Data under study Block Start

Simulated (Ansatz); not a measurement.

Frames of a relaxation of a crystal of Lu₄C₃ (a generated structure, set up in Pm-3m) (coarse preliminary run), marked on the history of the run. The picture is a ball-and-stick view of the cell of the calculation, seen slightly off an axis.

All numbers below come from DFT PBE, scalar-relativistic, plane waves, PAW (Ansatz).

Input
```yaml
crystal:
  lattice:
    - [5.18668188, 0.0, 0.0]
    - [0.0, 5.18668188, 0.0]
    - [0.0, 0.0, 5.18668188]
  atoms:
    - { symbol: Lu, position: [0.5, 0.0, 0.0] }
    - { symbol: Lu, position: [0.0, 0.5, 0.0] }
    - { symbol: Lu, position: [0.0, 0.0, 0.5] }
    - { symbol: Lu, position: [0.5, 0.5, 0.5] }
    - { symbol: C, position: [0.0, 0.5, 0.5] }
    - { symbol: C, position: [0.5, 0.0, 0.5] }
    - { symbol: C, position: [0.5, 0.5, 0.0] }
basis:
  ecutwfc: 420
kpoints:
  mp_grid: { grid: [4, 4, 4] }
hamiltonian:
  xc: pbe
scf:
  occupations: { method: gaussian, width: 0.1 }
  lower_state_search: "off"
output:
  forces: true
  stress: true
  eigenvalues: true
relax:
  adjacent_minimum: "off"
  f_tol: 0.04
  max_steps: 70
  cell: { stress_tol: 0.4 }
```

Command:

Data under study Block End

◆ **Exercise**: All lines from the beginning of the listing through the one with "Frames of a" are to be restated word for word, and only those.

◆ **Your response**:
Simulated (Ansatz); not a measurement.

Frames of a relaxation of a crystal of Lu₄C₃ (a generated structure, set up in Pm-3m) (coarse preliminary run), marked on the history of the run. The picture is a ball-and-stick view of the cell of the calculation, seen slightly off an axis.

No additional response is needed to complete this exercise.